- [Brief]
All of the records listed below should be retyped exactly.

- [Data extract]
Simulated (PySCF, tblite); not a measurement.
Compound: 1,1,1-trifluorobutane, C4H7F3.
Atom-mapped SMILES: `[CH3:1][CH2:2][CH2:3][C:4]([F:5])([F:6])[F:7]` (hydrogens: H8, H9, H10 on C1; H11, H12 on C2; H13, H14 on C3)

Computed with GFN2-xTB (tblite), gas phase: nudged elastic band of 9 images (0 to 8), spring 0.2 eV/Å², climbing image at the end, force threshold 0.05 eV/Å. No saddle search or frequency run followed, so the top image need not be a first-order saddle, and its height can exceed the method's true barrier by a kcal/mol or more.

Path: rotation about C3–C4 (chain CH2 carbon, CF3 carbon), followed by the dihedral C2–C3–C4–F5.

- [Task output]
Simulated (PySCF, tblite); not a measurement.
Compound: 1,1,1-trifluorobutane, C4H7F3.
Atom-mapped SMILES: `[CH3:1][CH2:2][CH2:3][C:4]([F:5])([F:6])[F:7]` (hydrogens: H8, H9, H10 on C1; H11, H12 on C2; H13, H14 on C3)

Computed with GFN2-xTB (tblite), gas phase: nudged elastic band of 9 images (0 to 8), spring 0.2 eV/Å², climbing image at the end, force threshold 0.05 eV/Å. No saddle search or frequency run followed, so the top image need not be a first-order saddle, and its height can exceed the method's true barrier by a kcal/mol or more.

Path: rotation about C3–C4 (chain CH2 carbon, CF3 carbon), followed by the dihedral C2–C3–C4–F5.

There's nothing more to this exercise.